• Action item
All lines before the one containing "Species: C4H13PSi2.", plus that line itself, are to be printed exactly as they appear below.

==*==

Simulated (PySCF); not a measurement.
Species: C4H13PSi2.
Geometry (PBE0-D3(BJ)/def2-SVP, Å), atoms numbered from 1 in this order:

==*==

• Expected answer
Simulated (PySCF); not a measurement.
Species: C4H13PSi2.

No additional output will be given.